**WORK ITEM**
Return the records exactly, from the first line through the "Q: Work out" line.

____________
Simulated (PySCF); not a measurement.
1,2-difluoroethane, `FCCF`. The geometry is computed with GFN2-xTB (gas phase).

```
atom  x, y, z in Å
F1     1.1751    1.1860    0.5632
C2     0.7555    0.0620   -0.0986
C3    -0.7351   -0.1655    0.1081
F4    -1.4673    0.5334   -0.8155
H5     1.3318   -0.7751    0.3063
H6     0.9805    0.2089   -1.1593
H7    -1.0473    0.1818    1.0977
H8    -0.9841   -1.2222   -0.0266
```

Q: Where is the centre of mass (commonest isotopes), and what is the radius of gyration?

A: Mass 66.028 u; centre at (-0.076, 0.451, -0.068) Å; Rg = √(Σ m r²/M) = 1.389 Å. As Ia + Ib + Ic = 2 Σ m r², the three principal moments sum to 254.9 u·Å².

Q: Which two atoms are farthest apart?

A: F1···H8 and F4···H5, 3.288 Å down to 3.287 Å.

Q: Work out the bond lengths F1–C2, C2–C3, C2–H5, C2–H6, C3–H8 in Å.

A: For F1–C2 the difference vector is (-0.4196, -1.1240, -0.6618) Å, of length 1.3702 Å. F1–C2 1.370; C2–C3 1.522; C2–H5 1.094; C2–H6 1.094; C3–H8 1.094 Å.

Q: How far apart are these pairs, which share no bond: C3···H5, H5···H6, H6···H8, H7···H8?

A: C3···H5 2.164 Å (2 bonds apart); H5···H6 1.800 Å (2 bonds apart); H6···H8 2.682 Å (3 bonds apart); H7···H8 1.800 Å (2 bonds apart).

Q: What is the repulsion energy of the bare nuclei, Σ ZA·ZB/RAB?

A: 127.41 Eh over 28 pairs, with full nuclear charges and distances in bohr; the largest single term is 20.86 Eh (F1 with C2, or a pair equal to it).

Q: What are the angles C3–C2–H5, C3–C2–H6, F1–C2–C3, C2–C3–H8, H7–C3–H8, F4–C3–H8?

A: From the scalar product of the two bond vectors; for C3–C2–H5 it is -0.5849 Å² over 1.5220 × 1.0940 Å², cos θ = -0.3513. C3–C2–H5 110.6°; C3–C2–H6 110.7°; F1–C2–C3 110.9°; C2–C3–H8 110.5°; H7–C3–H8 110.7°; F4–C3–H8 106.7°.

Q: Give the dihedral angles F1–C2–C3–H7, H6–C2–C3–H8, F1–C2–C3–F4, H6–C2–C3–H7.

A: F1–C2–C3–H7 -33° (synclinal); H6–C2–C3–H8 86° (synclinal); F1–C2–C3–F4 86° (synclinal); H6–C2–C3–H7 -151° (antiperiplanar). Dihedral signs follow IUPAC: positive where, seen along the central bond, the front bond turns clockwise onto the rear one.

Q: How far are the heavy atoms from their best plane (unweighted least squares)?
____________

**RESULT**
Simulated (PySCF); not a measurement.
1,2-difluoroethane, `FCCF`. The geometry is computed with GFN2-xTB (gas phase).

```
atom  x, y, z in Å
F1     1.1751    1.1860    0.5632
C2     0.7555    0.0620   -0.0986
C3    -0.7351   -0.1655    0.1081
F4    -1.4673    0.5334   -0.8155
H5     1.3318   -0.7751    0.3063
H6     0.9805    0.2089   -1.1593
H7    -1.0473    0.1818    1.0977
H8    -0.9841   -1.2222   -0.0266
```

Q: Where is the centre of mass (commonest isotopes), and what is the radius of gyration?

A: Mass 66.028 u; centre at (-0.076, 0.451, -0.068) Å; Rg = √(Σ m r²/M) = 1.389 Å. As Ia + Ib + Ic = 2 Σ m r², the three principal moments sum to 254.9 u·Å².

Q: Which two atoms are farthest apart?

A: F1···H8 and F4···H5, 3.288 Å down to 3.287 Å.

Q: Work out the bond lengths F1–C2, C2–C3, C2–H5, C2–H6, C3–H8 in Å.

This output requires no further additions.